The records below need retyping in full; give them again exactly.

****************
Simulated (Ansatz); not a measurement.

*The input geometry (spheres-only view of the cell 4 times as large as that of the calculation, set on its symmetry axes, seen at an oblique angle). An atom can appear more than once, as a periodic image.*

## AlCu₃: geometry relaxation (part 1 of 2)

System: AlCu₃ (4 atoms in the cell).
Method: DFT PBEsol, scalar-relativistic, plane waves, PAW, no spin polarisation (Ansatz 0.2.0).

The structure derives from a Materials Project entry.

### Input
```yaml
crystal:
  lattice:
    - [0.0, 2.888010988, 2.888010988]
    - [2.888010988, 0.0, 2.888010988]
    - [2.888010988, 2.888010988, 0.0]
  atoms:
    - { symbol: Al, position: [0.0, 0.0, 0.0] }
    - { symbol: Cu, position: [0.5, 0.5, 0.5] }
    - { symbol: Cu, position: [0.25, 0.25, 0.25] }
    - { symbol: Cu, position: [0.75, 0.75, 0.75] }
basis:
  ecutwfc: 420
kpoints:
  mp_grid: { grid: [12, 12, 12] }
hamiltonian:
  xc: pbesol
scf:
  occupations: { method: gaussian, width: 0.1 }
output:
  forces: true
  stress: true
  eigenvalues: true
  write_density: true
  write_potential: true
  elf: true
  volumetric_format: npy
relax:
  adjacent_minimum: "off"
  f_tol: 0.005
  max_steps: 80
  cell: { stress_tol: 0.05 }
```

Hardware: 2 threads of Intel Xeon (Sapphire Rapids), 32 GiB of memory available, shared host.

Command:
****************

Written reply
Simulated (Ansatz); not a measurement.

*The input geometry (spheres-only view of the cell 4 times as large as that of the calculation, set on its symmetry axes, seen at an oblique angle). An atom can appear more than once, as a periodic image.*

## AlCu₃: geometry relaxation (part 1 of 2)

System: AlCu₃ (4 atoms in the cell).
Method: DFT PBEsol, scalar-relativistic, plane waves, PAW, no spin polarisation (Ansatz 0.2.0).

The structure derives from a Materials Project entry.

### Input
```yaml
crystal:
  lattice:
    - [0.0, 2.888010988, 2.888010988]
    - [2.888010988, 0.0, 2.888010988]
    - [2.888010988, 2.888010988, 0.0]
  atoms:
    - { symbol: Al, position: [0.0, 0.0, 0.0] }
    - { symbol: Cu, position: [0.5, 0.5, 0.5] }
    - { symbol: Cu, position: [0.25, 0.25, 0.25] }
    - { symbol: Cu, position: [0.75, 0.75, 0.75] }
basis:
  ecutwfc: 420
kpoints:
  mp_grid: { grid: [12, 12, 12] }
hamiltonian:
  xc: pbesol
scf:
  occupations: { method: gaussian, width: 0.1 }
output:
  forces: true
  stress: true
  eigenvalues: true
  write_density: true
  write_potential: true
  elf: true
  volumetric_format: npy
relax:
  adjacent_minimum: "off"
  f_tol: 0.005
  max_steps: 80
  cell: { stress_tol: 0.05 }
```

Hardware: 2 threads of Intel Xeon (Sapphire Rapids), 32 GiB of memory available, shared host.

Command:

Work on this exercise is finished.